Data shown:
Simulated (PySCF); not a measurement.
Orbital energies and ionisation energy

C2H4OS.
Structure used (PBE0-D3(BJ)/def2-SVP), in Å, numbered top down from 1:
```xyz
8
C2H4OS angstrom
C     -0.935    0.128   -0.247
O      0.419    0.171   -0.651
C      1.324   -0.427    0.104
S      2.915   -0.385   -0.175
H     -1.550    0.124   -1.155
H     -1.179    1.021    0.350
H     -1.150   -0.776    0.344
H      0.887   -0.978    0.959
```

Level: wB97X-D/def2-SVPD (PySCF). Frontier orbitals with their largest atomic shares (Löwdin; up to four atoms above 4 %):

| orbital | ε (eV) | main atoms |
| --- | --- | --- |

Brief:
Write out each record exactly, without addition or omission.

Exercise answer:
Simulated (PySCF); not a measurement.
Orbital energies and ionisation energy

C2H4OS.
Structure used (PBE0-D3(BJ)/def2-SVP), in Å, numbered top down from 1:
```xyz
8
C2H4OS angstrom
C     -0.935    0.128   -0.247
O      0.419    0.171   -0.651
C      1.324   -0.427    0.104
S      2.915   -0.385   -0.175
H     -1.550    0.124   -1.155
H     -1.179    1.021    0.350
H     -1.150   -0.776    0.344
H      0.887   -0.978    0.959
```

Level: wB97X-D/def2-SVPD (PySCF). Frontier orbitals with their largest atomic shares (Löwdin; up to four atoms above 4 %):

| orbital | ε (eV) | main atoms |
| --- | --- | --- |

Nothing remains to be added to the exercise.